**Task item:** Return the listing word for word, as given.

*** Given data Section Begins ***
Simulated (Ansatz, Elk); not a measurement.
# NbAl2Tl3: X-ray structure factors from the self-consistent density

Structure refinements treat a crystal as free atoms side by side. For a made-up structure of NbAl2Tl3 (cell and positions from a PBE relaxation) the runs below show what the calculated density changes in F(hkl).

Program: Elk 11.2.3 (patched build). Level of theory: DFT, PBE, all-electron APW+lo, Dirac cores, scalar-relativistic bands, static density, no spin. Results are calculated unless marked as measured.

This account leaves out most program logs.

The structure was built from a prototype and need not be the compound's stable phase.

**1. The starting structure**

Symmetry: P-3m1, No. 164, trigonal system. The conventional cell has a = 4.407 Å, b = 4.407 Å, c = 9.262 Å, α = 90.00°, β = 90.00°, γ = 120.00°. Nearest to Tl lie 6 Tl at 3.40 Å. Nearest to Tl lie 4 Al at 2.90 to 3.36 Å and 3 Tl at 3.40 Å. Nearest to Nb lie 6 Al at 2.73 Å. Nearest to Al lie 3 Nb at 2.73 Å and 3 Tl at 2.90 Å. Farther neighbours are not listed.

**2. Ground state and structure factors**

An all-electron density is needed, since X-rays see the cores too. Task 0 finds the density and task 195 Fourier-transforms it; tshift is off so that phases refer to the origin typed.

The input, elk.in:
*** Given data Section Ends ***

**Answer section:**
Simulated (Ansatz, Elk); not a measurement.
# NbAl2Tl3: X-ray structure factors from the self-consistent density

Structure refinements treat a crystal as free atoms side by side. For a made-up structure of NbAl2Tl3 (cell and positions from a PBE relaxation) the runs below show what the calculated density changes in F(hkl).

Program: Elk 11.2.3 (patched build). Level of theory: DFT, PBE, all-electron APW+lo, Dirac cores, scalar-relativistic bands, static density, no spin. Results are calculated unless marked as measured.

This account leaves out most program logs.

The structure was built from a prototype and need not be the compound's stable phase.

**1. The starting structure**

Symmetry: P-3m1, No. 164, trigonal system. The conventional cell has a = 4.407 Å, b = 4.407 Å, c = 9.262 Å, α = 90.00°, β = 90.00°, γ = 120.00°. Nearest to Tl lie 6 Tl at 3.40 Å. Nearest to Tl lie 4 Al at 2.90 to 3.36 Å and 3 Tl at 3.40 Å. Nearest to Nb lie 6 Al at 2.73 Å. Nearest to Al lie 3 Nb at 2.73 Å and 3 Tl at 2.90 Å. Farther neighbours are not listed.

**2. Ground state and structure factors**

An all-electron density is needed, since X-rays see the cores too. Task 0 finds the density and task 195 Fourier-transforms it; tshift is off so that phases refer to the origin typed.

The input, elk.in:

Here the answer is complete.